- [BRIEF]:
The data is to be reproduced in full and without error.

___ SUPPLIED MATERIAL ___
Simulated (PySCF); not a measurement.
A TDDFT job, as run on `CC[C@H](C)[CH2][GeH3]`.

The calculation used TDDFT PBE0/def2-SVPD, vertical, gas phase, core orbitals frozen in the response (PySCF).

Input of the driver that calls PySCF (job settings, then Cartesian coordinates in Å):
___

- [RESULT]:
Simulated (PySCF); not a measurement.
A TDDFT job, as run on `CC[C@H](C)[CH2][GeH3]`.

The calculation used TDDFT PBE0/def2-SVPD, vertical, gas phase, core orbitals frozen in the response (PySCF).

Input of the driver that calls PySCF (job settings, then Cartesian coordinates in Å):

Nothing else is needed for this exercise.